◆ Work task:
Give back the data below exactly, with every line kept the same.

◆ Given information:
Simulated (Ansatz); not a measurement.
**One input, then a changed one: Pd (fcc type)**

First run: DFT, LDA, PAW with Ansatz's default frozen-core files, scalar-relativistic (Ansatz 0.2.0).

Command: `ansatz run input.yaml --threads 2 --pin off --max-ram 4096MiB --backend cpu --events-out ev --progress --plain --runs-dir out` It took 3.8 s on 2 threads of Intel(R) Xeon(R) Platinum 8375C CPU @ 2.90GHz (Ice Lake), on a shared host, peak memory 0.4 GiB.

◆ Result:
Simulated (Ansatz); not a measurement.
**One input, then a changed one: Pd (fcc type)**

First run: DFT, LDA, PAW with Ansatz's default frozen-core files, scalar-relativistic (Ansatz 0.2.0).

Command: `ansatz run input.yaml --threads 2 --pin off --max-ram 4096MiB --backend cpu --events-out ev --progress --plain --runs-dir out` It took 3.8 s on 2 threads of Intel(R) Xeon(R) Platinum 8375C CPU @ 2.90GHz (Ice Lake), on a shared host, peak memory 0.4 GiB.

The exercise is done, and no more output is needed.